Would you repeat exactly the part of the listing below that runs from the line containing "Alike in both" down to the line containing "waves, PAW |", inclusive, and nothing else?

BEGIN
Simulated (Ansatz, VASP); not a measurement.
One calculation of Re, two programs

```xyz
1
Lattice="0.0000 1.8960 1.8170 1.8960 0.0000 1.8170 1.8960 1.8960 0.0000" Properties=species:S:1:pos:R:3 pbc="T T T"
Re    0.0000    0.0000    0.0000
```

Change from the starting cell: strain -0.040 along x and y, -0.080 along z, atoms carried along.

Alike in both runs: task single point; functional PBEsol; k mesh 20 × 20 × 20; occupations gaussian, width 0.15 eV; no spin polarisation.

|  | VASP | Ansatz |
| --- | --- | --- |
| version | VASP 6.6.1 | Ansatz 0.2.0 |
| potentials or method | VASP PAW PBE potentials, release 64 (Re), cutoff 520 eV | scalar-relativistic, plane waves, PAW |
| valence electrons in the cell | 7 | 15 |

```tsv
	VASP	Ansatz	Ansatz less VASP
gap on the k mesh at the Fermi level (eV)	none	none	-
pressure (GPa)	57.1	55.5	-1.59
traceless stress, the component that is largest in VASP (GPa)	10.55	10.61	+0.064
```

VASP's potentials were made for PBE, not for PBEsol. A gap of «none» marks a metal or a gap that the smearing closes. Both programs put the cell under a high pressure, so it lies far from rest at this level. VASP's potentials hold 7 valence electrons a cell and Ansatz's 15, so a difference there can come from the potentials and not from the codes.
END

**Answer space**.
Alike in both runs: task single point; functional PBEsol; k mesh 20 × 20 × 20; occupations gaussian, width 0.15 eV; no spin polarisation.

|  | VASP | Ansatz |
| --- | --- | --- |
| version | VASP 6.6.1 | Ansatz 0.2.0 |
| potentials or method | VASP PAW PBE potentials, release 64 (Re), cutoff 520 eV | scalar-relativistic, plane waves, PAW |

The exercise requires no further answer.